[REQUIRED ACTION]
Retype word for word the lines of the data below, from the first to the one bearing "It boils at 484.1 K under 1 atm.", with that one included.

── PROVIDED INFORMATION ──

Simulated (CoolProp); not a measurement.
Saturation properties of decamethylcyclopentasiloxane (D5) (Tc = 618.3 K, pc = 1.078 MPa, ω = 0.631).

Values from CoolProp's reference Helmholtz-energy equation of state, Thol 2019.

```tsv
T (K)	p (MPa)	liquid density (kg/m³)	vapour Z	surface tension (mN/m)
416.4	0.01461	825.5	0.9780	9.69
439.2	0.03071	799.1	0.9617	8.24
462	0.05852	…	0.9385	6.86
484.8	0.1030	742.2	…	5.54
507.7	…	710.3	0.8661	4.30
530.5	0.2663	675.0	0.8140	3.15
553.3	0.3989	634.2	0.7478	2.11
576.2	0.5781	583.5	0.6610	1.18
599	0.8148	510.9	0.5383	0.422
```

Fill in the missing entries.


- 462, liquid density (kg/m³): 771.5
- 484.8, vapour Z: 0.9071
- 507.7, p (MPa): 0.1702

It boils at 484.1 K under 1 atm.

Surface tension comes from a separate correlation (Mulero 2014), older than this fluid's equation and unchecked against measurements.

───

[TASK RESPONSE]
Simulated (CoolProp); not a measurement.
Saturation properties of decamethylcyclopentasiloxane (D5) (Tc = 618.3 K, pc = 1.078 MPa, ω = 0.631).

Values from CoolProp's reference Helmholtz-energy equation of state, Thol 2019.

```tsv
T (K)	p (MPa)	liquid density (kg/m³)	vapour Z	surface tension (mN/m)
416.4	0.01461	825.5	0.9780	9.69
439.2	0.03071	799.1	0.9617	8.24
462	0.05852	…	0.9385	6.86
484.8	0.1030	742.2	…	5.54
507.7	…	710.3	0.8661	4.30
530.5	0.2663	675.0	0.8140	3.15
553.3	0.3989	634.2	0.7478	2.11
576.2	0.5781	583.5	0.6610	1.18
599	0.8148	510.9	0.5383	0.422
```

Fill in the missing entries.


- 462, liquid density (kg/m³): 771.5
- 484.8, vapour Z: 0.9071
- 507.7, p (MPa): 0.1702

It boils at 484.1 K under 1 atm.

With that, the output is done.